━━━━━━
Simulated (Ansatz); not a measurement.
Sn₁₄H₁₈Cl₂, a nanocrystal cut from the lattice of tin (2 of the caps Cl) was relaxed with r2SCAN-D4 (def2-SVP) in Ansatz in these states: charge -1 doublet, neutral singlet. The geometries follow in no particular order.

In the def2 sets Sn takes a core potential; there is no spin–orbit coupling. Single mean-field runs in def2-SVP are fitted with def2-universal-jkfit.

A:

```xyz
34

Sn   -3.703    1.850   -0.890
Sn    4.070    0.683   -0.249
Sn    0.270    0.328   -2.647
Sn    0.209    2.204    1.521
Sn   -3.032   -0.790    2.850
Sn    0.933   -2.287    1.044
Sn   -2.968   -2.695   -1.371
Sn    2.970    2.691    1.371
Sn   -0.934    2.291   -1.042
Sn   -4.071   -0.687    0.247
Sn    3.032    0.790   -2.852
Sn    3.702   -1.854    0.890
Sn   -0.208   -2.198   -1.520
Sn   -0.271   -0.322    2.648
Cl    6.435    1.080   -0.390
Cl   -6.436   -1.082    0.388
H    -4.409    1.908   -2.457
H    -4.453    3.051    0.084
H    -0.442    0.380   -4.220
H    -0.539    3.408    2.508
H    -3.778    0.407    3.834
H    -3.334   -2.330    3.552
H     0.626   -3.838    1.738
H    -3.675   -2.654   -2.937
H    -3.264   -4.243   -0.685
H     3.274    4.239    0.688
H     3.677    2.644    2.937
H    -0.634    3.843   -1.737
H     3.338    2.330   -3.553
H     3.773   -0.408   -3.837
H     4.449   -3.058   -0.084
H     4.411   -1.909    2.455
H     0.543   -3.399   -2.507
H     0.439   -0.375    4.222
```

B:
━━━━━━

Print only the lines from the top of the data above down to the line holding "Sn₁₄H₁₈Cl₂, a nanocrystal", inclusive.

Simulated (Ansatz); not a measurement.
Sn₁₄H₁₈Cl₂, a nanocrystal cut from the lattice of tin (2 of the caps Cl) was relaxed with r2SCAN-D4 (def2-SVP) in Ansatz in these states: charge -1 doublet, neutral singlet. The geometries follow in no particular order.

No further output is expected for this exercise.